# Source material:
=== Section Start ===

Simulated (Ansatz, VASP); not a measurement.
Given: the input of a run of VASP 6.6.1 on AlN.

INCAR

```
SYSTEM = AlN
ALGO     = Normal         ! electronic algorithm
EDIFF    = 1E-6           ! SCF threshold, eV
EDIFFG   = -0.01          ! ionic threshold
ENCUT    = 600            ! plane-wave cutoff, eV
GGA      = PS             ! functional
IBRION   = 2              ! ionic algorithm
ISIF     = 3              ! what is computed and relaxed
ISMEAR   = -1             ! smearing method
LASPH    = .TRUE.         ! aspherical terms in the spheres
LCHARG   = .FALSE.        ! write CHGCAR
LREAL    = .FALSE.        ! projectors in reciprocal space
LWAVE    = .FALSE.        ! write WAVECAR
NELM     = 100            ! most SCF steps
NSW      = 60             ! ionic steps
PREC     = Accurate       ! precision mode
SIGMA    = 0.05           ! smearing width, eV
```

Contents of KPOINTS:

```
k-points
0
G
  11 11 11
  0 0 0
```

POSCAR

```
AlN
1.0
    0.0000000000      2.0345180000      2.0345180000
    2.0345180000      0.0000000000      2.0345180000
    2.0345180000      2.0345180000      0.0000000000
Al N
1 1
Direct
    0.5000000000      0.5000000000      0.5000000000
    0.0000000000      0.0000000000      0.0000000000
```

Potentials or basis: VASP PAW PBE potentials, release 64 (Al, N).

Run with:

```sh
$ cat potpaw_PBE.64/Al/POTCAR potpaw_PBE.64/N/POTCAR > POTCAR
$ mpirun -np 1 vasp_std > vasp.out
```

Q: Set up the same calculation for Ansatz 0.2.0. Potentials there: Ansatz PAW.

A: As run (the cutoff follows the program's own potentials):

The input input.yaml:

=== Section End ===

Your answer must be the complete listing, reproduced exactly.

# Your solution:
Simulated (Ansatz, VASP); not a measurement.
Given: the input of a run of VASP 6.6.1 on AlN.

INCAR

```
SYSTEM = AlN
ALGO     = Normal         ! electronic algorithm
EDIFF    = 1E-6           ! SCF threshold, eV
EDIFFG   = -0.01          ! ionic threshold
ENCUT    = 600            ! plane-wave cutoff, eV
GGA      = PS             ! functional
IBRION   = 2              ! ionic algorithm
ISIF     = 3              ! what is computed and relaxed
ISMEAR   = -1             ! smearing method
LASPH    = .TRUE.         ! aspherical terms in the spheres
LCHARG   = .FALSE.        ! write CHGCAR
LREAL    = .FALSE.        ! projectors in reciprocal space
LWAVE    = .FALSE.        ! write WAVECAR
NELM     = 100            ! most SCF steps
NSW      = 60             ! ionic steps
PREC     = Accurate       ! precision mode
SIGMA    = 0.05           ! smearing width, eV
```

Contents of KPOINTS:

```
k-points
0
G
  11 11 11
  0 0 0
```

POSCAR

```
AlN
1.0
    0.0000000000      2.0345180000      2.0345180000
    2.0345180000      0.0000000000      2.0345180000
    2.0345180000      2.0345180000      0.0000000000
Al N
1 1
Direct
    0.5000000000      0.5000000000      0.5000000000
    0.0000000000      0.0000000000      0.0000000000
```

Potentials or basis: VASP PAW PBE potentials, release 64 (Al, N).

Run with:

```sh
$ cat potpaw_PBE.64/Al/POTCAR potpaw_PBE.64/N/POTCAR > POTCAR
$ mpirun -np 1 vasp_std > vasp.out
```

Q: Set up the same calculation for Ansatz 0.2.0. Potentials there: Ansatz PAW.

A: As run (the cutoff follows the program's own potentials):

The input input.yaml:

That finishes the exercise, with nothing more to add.